Extracted material:
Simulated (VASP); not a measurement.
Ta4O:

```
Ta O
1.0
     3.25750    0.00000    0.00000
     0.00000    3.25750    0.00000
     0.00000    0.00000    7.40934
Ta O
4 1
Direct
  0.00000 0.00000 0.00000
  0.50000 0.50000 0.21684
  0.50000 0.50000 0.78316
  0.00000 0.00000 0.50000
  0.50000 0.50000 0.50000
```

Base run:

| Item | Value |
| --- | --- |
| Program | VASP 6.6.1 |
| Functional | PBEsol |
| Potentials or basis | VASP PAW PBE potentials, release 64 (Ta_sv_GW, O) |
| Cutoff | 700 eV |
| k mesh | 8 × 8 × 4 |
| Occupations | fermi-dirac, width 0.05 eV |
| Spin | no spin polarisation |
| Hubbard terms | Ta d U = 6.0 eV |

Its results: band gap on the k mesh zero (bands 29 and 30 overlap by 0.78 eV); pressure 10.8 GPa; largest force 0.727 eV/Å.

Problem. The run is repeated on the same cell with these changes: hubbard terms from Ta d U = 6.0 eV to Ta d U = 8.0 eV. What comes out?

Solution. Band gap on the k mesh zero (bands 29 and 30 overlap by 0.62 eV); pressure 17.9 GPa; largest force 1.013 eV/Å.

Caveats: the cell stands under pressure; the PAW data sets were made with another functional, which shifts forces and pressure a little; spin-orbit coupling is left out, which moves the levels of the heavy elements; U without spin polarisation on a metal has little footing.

Work instruction: Give all the entries again exactly; leave none out.

Answer section:
Simulated (VASP); not a measurement.
Ta4O:

```
Ta O
1.0
     3.25750    0.00000    0.00000
     0.00000    3.25750    0.00000
     0.00000    0.00000    7.40934
Ta O
4 1
Direct
  0.00000 0.00000 0.00000
  0.50000 0.50000 0.21684
  0.50000 0.50000 0.78316
  0.00000 0.00000 0.50000
  0.50000 0.50000 0.50000
```

Base run:

| Item | Value |
| --- | --- |
| Program | VASP 6.6.1 |
| Functional | PBEsol |
| Potentials or basis | VASP PAW PBE potentials, release 64 (Ta_sv_GW, O) |
| Cutoff | 700 eV |
| k mesh | 8 × 8 × 4 |
| Occupations | fermi-dirac, width 0.05 eV |
| Spin | no spin polarisation |
| Hubbard terms | Ta d U = 6.0 eV |

Its results: band gap on the k mesh zero (bands 29 and 30 overlap by 0.78 eV); pressure 10.8 GPa; largest force 0.727 eV/Å.

Problem. The run is repeated on the same cell with these changes: hubbard terms from Ta d U = 6.0 eV to Ta d U = 8.0 eV. What comes out?

Solution. Band gap on the k mesh zero (bands 29 and 30 overlap by 0.62 eV); pressure 17.9 GPa; largest force 1.013 eV/Å.

Caveats: the cell stands under pressure; the PAW data sets were made with another functional, which shifts forces and pressure a little; spin-orbit coupling is left out, which moves the levels of the heavy elements; U without spin polarisation on a metal has little footing.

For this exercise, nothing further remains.